__ACTION ITEM__. The records below are to be written out again, exactly as they appear.

━━━━━━━━━━━━━━━━

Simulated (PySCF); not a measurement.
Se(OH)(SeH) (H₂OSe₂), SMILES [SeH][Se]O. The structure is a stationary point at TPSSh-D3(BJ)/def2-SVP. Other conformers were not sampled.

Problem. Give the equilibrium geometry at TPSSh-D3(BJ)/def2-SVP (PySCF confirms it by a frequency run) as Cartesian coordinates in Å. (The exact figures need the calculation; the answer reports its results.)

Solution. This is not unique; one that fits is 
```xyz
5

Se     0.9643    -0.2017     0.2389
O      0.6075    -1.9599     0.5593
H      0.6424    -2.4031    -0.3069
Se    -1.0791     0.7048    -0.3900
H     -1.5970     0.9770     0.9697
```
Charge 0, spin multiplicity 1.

━━━━━━━━━━━━━━━━

__SOLUTION__.
Simulated (PySCF); not a measurement.
Se(OH)(SeH) (H₂OSe₂), SMILES [SeH][Se]O. The structure is a stationary point at TPSSh-D3(BJ)/def2-SVP. Other conformers were not sampled.

Problem. Give the equilibrium geometry at TPSSh-D3(BJ)/def2-SVP (PySCF confirms it by a frequency run) as Cartesian coordinates in Å. (The exact figures need the calculation; the answer reports its results.)

Solution. This is not unique; one that fits is 
```xyz
5

Se     0.9643    -0.2017     0.2389
O      0.6075    -1.9599     0.5593
H      0.6424    -2.4031    -0.3069
Se    -1.0791     0.7048    -0.3900
H     -1.5970     0.9770     0.9697
```
Charge 0, spin multiplicity 1.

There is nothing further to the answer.